PROVIDED RECORDS below:

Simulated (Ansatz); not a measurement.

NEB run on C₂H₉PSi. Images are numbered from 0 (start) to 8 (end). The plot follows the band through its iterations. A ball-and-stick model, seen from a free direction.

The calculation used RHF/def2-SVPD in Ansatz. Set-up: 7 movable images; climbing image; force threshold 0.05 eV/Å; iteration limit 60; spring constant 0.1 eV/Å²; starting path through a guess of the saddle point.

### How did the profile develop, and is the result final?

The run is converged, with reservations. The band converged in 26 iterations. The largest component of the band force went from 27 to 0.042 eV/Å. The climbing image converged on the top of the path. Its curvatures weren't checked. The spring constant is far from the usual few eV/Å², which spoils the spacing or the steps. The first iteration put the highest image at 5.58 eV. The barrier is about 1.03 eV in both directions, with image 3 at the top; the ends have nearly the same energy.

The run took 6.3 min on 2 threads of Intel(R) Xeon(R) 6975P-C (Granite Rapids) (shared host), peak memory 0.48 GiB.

End of PROVIDED RECORDS.

Within the material above, extract exactly the lines that start at the line containing "The calculation used" and stop after the line containing "The run is converged, with", and only those.

_RESPONSE_:
The calculation used RHF/def2-SVPD in Ansatz. Set-up: 7 movable images; climbing image; force threshold 0.05 eV/Å; iteration limit 60; spring constant 0.1 eV/Å²; starting path through a guess of the saddle point.

### How did the profile develop, and is the result final?

The run is converged, with reservations. The band converged in 26 iterations. The largest component of the band force went from 27 to 0.042 eV/Å. The climbing image converged on the top of the path. Its curvatures weren't checked. The spring constant is far from the usual few eV/Å², which spoils the spacing or the steps. The first iteration put the highest image at 5.58 eV. The barrier is about 1.03 eV in both directions, with image 3 at the top; the ends have nearly the same energy.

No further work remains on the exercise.